Exercise ->
Your output should be every line below, copied exactly.

Available data ->
···
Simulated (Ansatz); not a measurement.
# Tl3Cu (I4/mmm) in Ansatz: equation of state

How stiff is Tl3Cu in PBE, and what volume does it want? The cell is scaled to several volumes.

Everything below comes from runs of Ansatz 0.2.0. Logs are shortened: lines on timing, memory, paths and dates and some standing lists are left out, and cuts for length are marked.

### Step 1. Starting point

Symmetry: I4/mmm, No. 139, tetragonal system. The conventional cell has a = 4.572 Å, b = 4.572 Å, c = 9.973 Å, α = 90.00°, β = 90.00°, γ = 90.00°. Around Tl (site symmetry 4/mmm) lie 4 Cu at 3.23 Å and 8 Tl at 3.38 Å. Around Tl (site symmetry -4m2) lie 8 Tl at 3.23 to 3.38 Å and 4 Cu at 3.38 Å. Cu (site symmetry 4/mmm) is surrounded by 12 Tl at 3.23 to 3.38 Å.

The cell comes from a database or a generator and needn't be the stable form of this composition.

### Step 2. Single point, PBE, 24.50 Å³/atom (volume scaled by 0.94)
···

Response area ->
Simulated (Ansatz); not a measurement.
# Tl3Cu (I4/mmm) in Ansatz: equation of state

How stiff is Tl3Cu in PBE, and what volume does it want? The cell is scaled to several volumes.

Everything below comes from runs of Ansatz 0.2.0. Logs are shortened: lines on timing, memory, paths and dates and some standing lists are left out, and cuts for length are marked.

### Step 1. Starting point

Symmetry: I4/mmm, No. 139, tetragonal system. The conventional cell has a = 4.572 Å, b = 4.572 Å, c = 9.973 Å, α = 90.00°, β = 90.00°, γ = 90.00°. Around Tl (site symmetry 4/mmm) lie 4 Cu at 3.23 Å and 8 Tl at 3.38 Å. Around Tl (site symmetry -4m2) lie 8 Tl at 3.23 to 3.38 Å and 4 Cu at 3.38 Å. Cu (site symmetry 4/mmm) is surrounded by 12 Tl at 3.23 to 3.38 Å.

The cell comes from a database or a generator and needn't be the stable form of this composition.

### Step 2. Single point, PBE, 24.50 Å³/atom (volume scaled by 0.94)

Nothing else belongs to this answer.